Activity> In full and without change, return each entry.

□ □ □

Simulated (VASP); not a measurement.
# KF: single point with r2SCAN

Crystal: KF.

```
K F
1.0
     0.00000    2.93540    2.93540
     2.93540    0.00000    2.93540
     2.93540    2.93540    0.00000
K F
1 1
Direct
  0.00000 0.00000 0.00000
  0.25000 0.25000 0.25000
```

□ □ □

Written solution>
Simulated (VASP); not a measurement.
# KF: single point with r2SCAN

Crystal: KF.

```
K F
1.0
     0.00000    2.93540    2.93540
     2.93540    0.00000    2.93540
     2.93540    2.93540    0.00000
K F
1 1
Direct
  0.00000 0.00000 0.00000
  0.25000 0.25000 0.25000
```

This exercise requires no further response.